§ Assigned task
Could you retype all of the entries below word for word?

BEGIN

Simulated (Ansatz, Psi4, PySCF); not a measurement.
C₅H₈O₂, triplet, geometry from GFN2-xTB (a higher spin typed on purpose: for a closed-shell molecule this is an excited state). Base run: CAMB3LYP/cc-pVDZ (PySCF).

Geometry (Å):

END

§ Task response
Simulated (Ansatz, Psi4, PySCF); not a measurement.
C₅H₈O₂, triplet, geometry from GFN2-xTB (a higher spin typed on purpose: for a closed-shell molecule this is an excited state). Base run: CAMB3LYP/cc-pVDZ (PySCF).

Geometry (Å):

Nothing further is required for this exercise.